Assigned task >>
Your job is to copy every record exactly.

Source data >>
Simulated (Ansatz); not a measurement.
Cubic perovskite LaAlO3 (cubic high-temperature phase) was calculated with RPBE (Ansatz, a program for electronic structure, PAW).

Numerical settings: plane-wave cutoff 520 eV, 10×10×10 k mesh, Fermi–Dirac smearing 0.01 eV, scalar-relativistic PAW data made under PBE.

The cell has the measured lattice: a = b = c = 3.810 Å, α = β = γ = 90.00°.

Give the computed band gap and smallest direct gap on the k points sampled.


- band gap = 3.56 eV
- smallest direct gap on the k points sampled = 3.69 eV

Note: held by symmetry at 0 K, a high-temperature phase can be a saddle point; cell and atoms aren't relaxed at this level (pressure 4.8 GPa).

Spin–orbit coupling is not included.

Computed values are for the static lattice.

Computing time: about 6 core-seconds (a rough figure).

Answer box >>
Simulated (Ansatz); not a measurement.
Cubic perovskite LaAlO3 (cubic high-temperature phase) was calculated with RPBE (Ansatz, a program for electronic structure, PAW).

Numerical settings: plane-wave cutoff 520 eV, 10×10×10 k mesh, Fermi–Dirac smearing 0.01 eV, scalar-relativistic PAW data made under PBE.

The cell has the measured lattice: a = b = c = 3.810 Å, α = β = γ = 90.00°.

Give the computed band gap and smallest direct gap on the k points sampled.


- band gap = 3.56 eV
- smallest direct gap on the k points sampled = 3.69 eV

Note: held by symmetry at 0 K, a high-temperature phase can be a saddle point; cell and atoms aren't relaxed at this level (pressure 4.8 GPa).

Spin–orbit coupling is not included.

Computed values are for the static lattice.

Computing time: about 6 core-seconds (a rough figure).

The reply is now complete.